◆ **Brief**:
Each record must be printed exactly as given.

(Information shown begins)

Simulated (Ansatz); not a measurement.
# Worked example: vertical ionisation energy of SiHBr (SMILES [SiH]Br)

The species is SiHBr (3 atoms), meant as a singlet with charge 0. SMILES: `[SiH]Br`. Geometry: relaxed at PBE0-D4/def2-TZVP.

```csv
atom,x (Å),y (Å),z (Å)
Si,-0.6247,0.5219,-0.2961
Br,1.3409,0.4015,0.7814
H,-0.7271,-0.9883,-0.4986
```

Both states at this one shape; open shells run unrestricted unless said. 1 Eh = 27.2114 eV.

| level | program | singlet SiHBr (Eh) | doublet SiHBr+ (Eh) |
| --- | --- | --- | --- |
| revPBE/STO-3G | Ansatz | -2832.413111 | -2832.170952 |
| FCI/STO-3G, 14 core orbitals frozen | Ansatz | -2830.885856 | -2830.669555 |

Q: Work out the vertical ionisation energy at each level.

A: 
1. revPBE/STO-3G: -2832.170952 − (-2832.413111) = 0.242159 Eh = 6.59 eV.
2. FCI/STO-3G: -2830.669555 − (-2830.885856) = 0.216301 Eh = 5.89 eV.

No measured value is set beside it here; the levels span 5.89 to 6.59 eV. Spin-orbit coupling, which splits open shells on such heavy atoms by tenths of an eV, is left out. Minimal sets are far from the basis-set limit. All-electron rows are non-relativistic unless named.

(Information shown ends)

◆ **Task response**:
Simulated (Ansatz); not a measurement.
# Worked example: vertical ionisation energy of SiHBr (SMILES [SiH]Br)

The species is SiHBr (3 atoms), meant as a singlet with charge 0. SMILES: `[SiH]Br`. Geometry: relaxed at PBE0-D4/def2-TZVP.

```csv
atom,x (Å),y (Å),z (Å)
Si,-0.6247,0.5219,-0.2961
Br,1.3409,0.4015,0.7814
H,-0.7271,-0.9883,-0.4986
```

Both states at this one shape; open shells run unrestricted unless said. 1 Eh = 27.2114 eV.

| level | program | singlet SiHBr (Eh) | doublet SiHBr+ (Eh) |
| --- | --- | --- | --- |
| revPBE/STO-3G | Ansatz | -2832.413111 | -2832.170952 |
| FCI/STO-3G, 14 core orbitals frozen | Ansatz | -2830.885856 | -2830.669555 |

Q: Work out the vertical ionisation energy at each level.

A: 
1. revPBE/STO-3G: -2832.170952 − (-2832.413111) = 0.242159 Eh = 6.59 eV.
2. FCI/STO-3G: -2830.669555 − (-2830.885856) = 0.216301 Eh = 5.89 eV.

No measured value is set beside it here; the levels span 5.89 to 6.59 eV. Spin-orbit coupling, which splits open shells on such heavy atoms by tenths of an eV, is left out. Minimal sets are far from the basis-set limit. All-electron rows are non-relativistic unless named.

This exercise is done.